-- Recorded data follows --

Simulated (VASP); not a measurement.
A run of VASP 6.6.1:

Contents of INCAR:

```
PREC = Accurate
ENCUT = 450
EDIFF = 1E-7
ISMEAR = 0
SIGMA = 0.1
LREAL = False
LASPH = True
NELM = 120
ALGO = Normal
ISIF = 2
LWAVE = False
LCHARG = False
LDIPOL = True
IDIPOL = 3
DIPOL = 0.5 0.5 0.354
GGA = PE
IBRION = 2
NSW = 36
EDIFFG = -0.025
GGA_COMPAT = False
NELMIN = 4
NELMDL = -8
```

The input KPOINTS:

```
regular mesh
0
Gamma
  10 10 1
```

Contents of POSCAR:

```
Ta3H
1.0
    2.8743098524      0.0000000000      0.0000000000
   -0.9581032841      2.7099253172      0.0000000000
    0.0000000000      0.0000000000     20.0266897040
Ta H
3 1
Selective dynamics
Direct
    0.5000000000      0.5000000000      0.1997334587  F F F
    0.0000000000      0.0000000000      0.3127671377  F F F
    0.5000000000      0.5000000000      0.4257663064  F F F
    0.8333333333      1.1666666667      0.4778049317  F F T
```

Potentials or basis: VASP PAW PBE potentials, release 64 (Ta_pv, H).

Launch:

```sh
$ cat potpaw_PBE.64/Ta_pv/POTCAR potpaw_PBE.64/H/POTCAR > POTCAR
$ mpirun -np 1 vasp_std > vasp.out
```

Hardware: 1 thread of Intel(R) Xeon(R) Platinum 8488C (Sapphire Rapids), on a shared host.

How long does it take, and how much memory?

-- Recorded data concluded --

Required action >> Give again, exactly as written, the lines running from the first line of the data above through the line that contains "Hardware: 1 thread".

Exercise answer >>
Simulated (VASP); not a measurement.
A run of VASP 6.6.1:

Contents of INCAR:

```
PREC = Accurate
ENCUT = 450
EDIFF = 1E-7
ISMEAR = 0
SIGMA = 0.1
LREAL = False
LASPH = True
NELM = 120
ALGO = Normal
ISIF = 2
LWAVE = False
LCHARG = False
LDIPOL = True
IDIPOL = 3
DIPOL = 0.5 0.5 0.354
GGA = PE
IBRION = 2
NSW = 36
EDIFFG = -0.025
GGA_COMPAT = False
NELMIN = 4
NELMDL = -8
```

The input KPOINTS:

```
regular mesh
0
Gamma
  10 10 1
```

Contents of POSCAR:

```
Ta3H
1.0
    2.8743098524      0.0000000000      0.0000000000
   -0.9581032841      2.7099253172      0.0000000000
    0.0000000000      0.0000000000     20.0266897040
Ta H
3 1
Selective dynamics
Direct
    0.5000000000      0.5000000000      0.1997334587  F F F
    0.0000000000      0.0000000000      0.3127671377  F F F
    0.5000000000      0.5000000000      0.4257663064  F F F
    0.8333333333      1.1666666667      0.4778049317  F F T
```

Potentials or basis: VASP PAW PBE potentials, release 64 (Ta_pv, H).

Launch:

```sh
$ cat potpaw_PBE.64/Ta_pv/POTCAR potpaw_PBE.64/H/POTCAR > POTCAR
$ mpirun -np 1 vasp_std > vasp.out
```

Hardware: 1 thread of Intel(R) Xeon(R) Platinum 8488C (Sapphire Rapids), on a shared host.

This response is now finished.